» **Required action**
Print nothing except the lines of the listing below from the line with "(1) Column X" to the line with "(2) HOMO energy", each exactly as written, both ends included.

» **Material shown**
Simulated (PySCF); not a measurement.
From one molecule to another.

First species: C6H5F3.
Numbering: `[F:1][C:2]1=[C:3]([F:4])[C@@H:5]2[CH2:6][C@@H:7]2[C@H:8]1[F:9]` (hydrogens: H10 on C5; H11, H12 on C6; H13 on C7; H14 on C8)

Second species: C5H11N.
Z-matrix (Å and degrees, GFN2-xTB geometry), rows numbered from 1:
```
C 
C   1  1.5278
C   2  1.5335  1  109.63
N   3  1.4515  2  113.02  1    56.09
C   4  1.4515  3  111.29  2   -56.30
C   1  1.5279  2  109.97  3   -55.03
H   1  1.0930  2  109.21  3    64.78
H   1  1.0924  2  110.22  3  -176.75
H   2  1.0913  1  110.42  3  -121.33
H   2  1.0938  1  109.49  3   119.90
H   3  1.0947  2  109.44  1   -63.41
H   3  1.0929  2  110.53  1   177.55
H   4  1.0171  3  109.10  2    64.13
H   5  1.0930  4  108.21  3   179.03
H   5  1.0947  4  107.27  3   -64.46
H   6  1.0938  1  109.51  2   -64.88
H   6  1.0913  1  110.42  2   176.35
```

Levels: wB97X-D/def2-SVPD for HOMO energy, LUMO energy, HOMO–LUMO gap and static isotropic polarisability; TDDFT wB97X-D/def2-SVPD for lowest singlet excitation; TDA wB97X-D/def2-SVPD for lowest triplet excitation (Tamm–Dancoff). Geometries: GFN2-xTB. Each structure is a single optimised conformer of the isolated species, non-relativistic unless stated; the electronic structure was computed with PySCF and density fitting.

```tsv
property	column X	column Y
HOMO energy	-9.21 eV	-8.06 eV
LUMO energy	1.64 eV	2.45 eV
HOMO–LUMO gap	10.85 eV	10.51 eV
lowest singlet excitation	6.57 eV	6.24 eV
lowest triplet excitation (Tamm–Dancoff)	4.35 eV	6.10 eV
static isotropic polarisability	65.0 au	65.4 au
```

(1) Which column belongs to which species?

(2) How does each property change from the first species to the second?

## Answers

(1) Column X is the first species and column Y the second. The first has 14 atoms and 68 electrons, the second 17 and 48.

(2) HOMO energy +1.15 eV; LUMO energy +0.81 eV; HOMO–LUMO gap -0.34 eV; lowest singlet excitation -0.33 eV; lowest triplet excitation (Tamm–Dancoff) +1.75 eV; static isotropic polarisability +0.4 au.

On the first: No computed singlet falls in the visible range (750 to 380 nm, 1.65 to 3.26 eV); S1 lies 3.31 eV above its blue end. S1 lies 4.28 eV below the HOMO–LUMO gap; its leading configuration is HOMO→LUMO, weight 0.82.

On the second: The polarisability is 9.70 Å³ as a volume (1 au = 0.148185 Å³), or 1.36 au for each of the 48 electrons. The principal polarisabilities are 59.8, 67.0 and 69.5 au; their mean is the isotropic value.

» **Answer section**
(1) Column X is the first species and column Y the second. The first has 14 atoms and 68 electrons, the second 17 and 48.

(2) HOMO energy +1.15 eV; LUMO energy +0.81 eV; HOMO–LUMO gap -0.34 eV; lowest singlet excitation -0.33 eV; lowest triplet excitation (Tamm–Dancoff) +1.75 eV; static isotropic polarisability +0.4 au.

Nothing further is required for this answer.